— Work instruction —
Write out the listing again, exactly as it appears below.

(Information shown)

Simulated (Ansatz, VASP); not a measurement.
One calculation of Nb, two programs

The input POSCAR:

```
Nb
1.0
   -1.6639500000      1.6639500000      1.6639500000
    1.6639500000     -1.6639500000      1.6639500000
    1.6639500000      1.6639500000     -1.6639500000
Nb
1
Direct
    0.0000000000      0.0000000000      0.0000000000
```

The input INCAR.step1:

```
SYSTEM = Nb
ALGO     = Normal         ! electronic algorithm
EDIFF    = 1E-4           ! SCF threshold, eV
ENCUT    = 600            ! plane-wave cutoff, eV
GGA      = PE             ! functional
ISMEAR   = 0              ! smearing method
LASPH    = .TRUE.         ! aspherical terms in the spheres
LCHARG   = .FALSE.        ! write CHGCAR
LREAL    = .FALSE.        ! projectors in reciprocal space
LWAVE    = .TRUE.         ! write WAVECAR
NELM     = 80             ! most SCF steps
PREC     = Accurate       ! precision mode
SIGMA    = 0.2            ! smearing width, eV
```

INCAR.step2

(End Information shown)

— Exercise answer —
Simulated (Ansatz, VASP); not a measurement.
One calculation of Nb, two programs

The input POSCAR:

```
Nb
1.0
   -1.6639500000      1.6639500000      1.6639500000
    1.6639500000     -1.6639500000      1.6639500000
    1.6639500000      1.6639500000     -1.6639500000
Nb
1
Direct
    0.0000000000      0.0000000000      0.0000000000
```

The input INCAR.step1:

```
SYSTEM = Nb
ALGO     = Normal         ! electronic algorithm
EDIFF    = 1E-4           ! SCF threshold, eV
ENCUT    = 600            ! plane-wave cutoff, eV
GGA      = PE             ! functional
ISMEAR   = 0              ! smearing method
LASPH    = .TRUE.         ! aspherical terms in the spheres
LCHARG   = .FALSE.        ! write CHGCAR
LREAL    = .FALSE.        ! projectors in reciprocal space
LWAVE    = .TRUE.         ! write WAVECAR
NELM     = 80             ! most SCF steps
PREC     = Accurate       ! precision mode
SIGMA    = 0.2            ! smearing width, eV
```

INCAR.step2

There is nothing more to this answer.